Write out again, exactly, the lines below starting at the one with "0.067 | 0.080 |" and ending at the one with "0.732 | 0.755 |".

** DATA RECORDS follows **
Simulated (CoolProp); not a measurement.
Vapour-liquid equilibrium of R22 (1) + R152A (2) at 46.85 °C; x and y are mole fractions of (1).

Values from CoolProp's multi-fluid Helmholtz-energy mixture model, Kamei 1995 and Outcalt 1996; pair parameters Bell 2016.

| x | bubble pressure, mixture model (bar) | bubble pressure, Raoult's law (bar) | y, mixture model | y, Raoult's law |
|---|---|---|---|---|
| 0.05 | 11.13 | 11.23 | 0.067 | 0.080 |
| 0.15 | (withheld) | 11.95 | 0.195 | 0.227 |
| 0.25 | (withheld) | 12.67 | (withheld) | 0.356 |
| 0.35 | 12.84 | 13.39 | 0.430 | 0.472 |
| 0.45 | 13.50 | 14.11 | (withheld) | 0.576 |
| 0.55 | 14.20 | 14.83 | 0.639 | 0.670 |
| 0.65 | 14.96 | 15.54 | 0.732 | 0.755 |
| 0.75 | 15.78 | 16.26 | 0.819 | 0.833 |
** End of DATA RECORDS **

→ YOUR RESPONSE:
| 0.05 | 11.13 | 11.23 | 0.067 | 0.080 |
| 0.15 | (withheld) | 11.95 | 0.195 | 0.227 |
| 0.25 | (withheld) | 12.67 | (withheld) | 0.356 |
| 0.35 | 12.84 | 13.39 | 0.430 | 0.472 |
| 0.45 | 13.50 | 14.11 | (withheld) | 0.576 |
| 0.55 | 14.20 | 14.83 | 0.639 | 0.670 |
| 0.65 | 14.96 | 15.54 | 0.732 | 0.755 |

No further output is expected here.